DATA EXTRACTS:
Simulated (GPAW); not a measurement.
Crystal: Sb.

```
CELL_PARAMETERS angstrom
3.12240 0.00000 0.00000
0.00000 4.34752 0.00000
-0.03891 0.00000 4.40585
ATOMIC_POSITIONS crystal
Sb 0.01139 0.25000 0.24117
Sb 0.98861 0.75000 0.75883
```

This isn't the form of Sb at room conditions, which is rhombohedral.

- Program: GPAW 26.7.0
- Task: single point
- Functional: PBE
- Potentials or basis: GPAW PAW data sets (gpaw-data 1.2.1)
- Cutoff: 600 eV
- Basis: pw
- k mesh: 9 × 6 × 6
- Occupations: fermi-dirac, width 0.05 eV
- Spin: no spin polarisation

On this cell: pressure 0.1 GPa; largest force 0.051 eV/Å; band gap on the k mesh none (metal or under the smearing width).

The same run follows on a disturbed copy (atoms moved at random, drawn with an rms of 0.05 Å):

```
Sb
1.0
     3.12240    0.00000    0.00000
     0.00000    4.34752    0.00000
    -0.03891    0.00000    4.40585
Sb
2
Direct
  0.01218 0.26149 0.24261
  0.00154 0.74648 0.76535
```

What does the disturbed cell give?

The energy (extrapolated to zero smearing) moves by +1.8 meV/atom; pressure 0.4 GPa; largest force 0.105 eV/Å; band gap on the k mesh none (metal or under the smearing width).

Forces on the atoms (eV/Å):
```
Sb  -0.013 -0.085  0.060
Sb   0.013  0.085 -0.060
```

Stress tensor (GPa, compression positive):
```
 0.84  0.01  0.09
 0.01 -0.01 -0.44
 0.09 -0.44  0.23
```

EXERCISE:
The lines to extract from the data above begin with the line containing "- Program: GPAW 26.7.0" and end with the line containing "- Spin: no spin polarisation". Extract them exactly, including both.

YOUR SOLUTION:
- Program: GPAW 26.7.0
- Task: single point
- Functional: PBE
- Potentials or basis: GPAW PAW data sets (gpaw-data 1.2.1)
- Cutoff: 600 eV
- Basis: pw
- k mesh: 9 × 6 × 6
- Occupations: fermi-dirac, width 0.05 eV
- Spin: no spin polarisation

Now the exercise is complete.